Top of PROVIDED RECORDS

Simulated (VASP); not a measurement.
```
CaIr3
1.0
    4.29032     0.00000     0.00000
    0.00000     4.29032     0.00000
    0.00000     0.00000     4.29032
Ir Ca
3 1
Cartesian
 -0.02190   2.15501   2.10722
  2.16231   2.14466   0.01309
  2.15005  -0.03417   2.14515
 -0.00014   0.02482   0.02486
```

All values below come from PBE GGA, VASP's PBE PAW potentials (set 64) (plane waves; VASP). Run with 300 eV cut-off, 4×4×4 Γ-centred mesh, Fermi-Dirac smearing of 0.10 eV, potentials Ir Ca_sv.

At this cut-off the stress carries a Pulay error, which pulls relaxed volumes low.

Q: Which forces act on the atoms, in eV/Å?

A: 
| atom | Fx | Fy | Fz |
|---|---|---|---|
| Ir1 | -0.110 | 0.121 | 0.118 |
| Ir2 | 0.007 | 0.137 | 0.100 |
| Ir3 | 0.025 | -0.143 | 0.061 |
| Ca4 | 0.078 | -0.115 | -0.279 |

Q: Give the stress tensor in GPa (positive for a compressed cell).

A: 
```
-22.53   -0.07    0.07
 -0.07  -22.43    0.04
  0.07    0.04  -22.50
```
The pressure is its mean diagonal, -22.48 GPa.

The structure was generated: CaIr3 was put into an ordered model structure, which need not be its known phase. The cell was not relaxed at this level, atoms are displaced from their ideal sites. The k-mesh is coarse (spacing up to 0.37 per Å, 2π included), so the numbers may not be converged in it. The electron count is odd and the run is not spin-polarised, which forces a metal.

Bottom of PROVIDED RECORDS

## [WORK ORDER]
Only the lines from the beginning of the entries through the line bearing "-0.115 | -0.279 |" should be returned, each exactly as written.

## [YOUR SOLUTION]
Simulated (VASP); not a measurement.
```
CaIr3
1.0
    4.29032     0.00000     0.00000
    0.00000     4.29032     0.00000
    0.00000     0.00000     4.29032
Ir Ca
3 1
Cartesian
 -0.02190   2.15501   2.10722
  2.16231   2.14466   0.01309
  2.15005  -0.03417   2.14515
 -0.00014   0.02482   0.02486
```

All values below come from PBE GGA, VASP's PBE PAW potentials (set 64) (plane waves; VASP). Run with 300 eV cut-off, 4×4×4 Γ-centred mesh, Fermi-Dirac smearing of 0.10 eV, potentials Ir Ca_sv.

At this cut-off the stress carries a Pulay error, which pulls relaxed volumes low.

Q: Which forces act on the atoms, in eV/Å?

A: 
| atom | Fx | Fy | Fz |
|---|---|---|---|
| Ir1 | -0.110 | 0.121 | 0.118 |
| Ir2 | 0.007 | 0.137 | 0.100 |
| Ir3 | 0.025 | -0.143 | 0.061 |
| Ca4 | 0.078 | -0.115 | -0.279 |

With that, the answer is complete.